************
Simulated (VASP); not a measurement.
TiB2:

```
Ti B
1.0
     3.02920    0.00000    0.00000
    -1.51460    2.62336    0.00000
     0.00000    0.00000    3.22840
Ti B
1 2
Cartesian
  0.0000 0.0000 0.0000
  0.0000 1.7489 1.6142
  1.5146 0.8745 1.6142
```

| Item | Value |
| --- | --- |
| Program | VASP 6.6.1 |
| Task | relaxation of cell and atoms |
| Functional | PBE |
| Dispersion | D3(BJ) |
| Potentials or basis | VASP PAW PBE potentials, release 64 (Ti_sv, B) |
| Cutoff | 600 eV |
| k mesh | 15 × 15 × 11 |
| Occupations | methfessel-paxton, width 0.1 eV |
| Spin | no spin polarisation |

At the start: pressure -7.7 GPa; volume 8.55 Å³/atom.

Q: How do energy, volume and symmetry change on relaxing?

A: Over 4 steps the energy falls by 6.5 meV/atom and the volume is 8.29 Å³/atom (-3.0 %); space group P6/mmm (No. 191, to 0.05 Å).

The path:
************

## Assignment:
Your task is to print all of the records exactly.

## Exercise result:
Simulated (VASP); not a measurement.
TiB2:

```
Ti B
1.0
     3.02920    0.00000    0.00000
    -1.51460    2.62336    0.00000
     0.00000    0.00000    3.22840
Ti B
1 2
Cartesian
  0.0000 0.0000 0.0000
  0.0000 1.7489 1.6142
  1.5146 0.8745 1.6142
```

| Item | Value |
| --- | --- |
| Program | VASP 6.6.1 |
| Task | relaxation of cell and atoms |
| Functional | PBE |
| Dispersion | D3(BJ) |
| Potentials or basis | VASP PAW PBE potentials, release 64 (Ti_sv, B) |
| Cutoff | 600 eV |
| k mesh | 15 × 15 × 11 |
| Occupations | methfessel-paxton, width 0.1 eV |
| Spin | no spin polarisation |

At the start: pressure -7.7 GPa; volume 8.55 Å³/atom.

Q: How do energy, volume and symmetry change on relaxing?

A: Over 4 steps the energy falls by 6.5 meV/atom and the volume is 8.29 Å³/atom (-3.0 %); space group P6/mmm (No. 191, to 0.05 Å).

The path:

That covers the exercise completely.